_Action item_
From the line with "Results of the" through the line with "Caveat: spin-orbit coupling", inclusive, return each line of the data below exactly and leave the rest out.

Source material Start Marker
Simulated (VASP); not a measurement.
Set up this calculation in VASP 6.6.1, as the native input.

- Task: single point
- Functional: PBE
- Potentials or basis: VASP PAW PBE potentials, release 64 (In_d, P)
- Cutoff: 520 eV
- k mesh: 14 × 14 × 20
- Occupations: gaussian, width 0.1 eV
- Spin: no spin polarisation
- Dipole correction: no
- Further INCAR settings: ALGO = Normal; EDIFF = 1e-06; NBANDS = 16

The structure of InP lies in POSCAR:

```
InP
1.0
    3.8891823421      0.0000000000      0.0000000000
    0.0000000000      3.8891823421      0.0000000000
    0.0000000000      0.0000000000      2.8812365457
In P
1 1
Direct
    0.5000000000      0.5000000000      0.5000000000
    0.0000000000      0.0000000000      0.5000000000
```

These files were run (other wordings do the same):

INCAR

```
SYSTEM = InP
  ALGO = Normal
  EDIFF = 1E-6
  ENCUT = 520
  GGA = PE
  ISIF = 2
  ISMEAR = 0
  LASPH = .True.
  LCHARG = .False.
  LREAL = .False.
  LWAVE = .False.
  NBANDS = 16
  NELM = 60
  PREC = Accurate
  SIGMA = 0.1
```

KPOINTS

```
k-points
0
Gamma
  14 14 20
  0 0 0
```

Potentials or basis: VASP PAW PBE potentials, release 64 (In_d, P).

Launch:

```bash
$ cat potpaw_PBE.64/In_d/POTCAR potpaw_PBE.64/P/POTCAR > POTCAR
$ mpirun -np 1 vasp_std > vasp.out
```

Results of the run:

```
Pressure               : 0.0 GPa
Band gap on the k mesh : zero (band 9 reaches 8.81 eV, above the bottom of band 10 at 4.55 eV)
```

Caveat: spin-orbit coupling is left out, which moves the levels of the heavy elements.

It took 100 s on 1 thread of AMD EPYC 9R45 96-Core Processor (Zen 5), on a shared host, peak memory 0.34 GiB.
Source material End Marker

_Written reply_
Results of the run:

```
Pressure               : 0.0 GPa
Band gap on the k mesh : zero (band 9 reaches 8.81 eV, above the bottom of band 10 at 4.55 eV)
```

Caveat: spin-orbit coupling is left out, which moves the levels of the heavy elements.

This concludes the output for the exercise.